# # #

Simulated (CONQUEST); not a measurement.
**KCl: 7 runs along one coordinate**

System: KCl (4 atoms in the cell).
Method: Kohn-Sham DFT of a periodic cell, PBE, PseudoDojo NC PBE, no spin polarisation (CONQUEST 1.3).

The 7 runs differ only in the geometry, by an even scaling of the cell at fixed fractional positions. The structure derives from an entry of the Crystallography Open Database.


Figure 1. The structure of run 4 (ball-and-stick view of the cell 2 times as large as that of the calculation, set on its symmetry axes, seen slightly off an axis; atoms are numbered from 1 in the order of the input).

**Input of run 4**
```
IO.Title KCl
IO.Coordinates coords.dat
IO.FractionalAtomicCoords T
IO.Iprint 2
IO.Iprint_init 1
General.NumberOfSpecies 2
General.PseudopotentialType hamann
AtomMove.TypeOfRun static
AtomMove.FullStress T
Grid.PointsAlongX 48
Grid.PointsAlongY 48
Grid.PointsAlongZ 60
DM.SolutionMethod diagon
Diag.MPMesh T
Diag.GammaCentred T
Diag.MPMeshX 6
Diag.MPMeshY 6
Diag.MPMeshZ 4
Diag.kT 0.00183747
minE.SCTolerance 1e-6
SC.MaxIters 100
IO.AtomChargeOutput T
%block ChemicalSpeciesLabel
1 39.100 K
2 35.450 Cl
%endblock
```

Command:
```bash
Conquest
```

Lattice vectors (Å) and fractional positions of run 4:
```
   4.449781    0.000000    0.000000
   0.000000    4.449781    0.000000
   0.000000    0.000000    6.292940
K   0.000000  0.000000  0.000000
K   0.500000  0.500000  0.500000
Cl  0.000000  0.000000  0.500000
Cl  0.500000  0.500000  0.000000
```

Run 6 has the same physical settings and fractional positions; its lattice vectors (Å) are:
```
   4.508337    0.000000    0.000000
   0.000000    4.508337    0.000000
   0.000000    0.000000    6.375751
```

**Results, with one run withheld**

# # #

◆ **Work order**: Could you reproduce, exactly, every line above from the line with "along one coordinate**" to the line with "Method: Kohn-Sham DFT", and no other line? Both ends count.

◆ **Response box**:
**KCl: 7 runs along one coordinate**

System: KCl (4 atoms in the cell).
Method: Kohn-Sham DFT of a periodic cell, PBE, PseudoDojo NC PBE, no spin polarisation (CONQUEST 1.3).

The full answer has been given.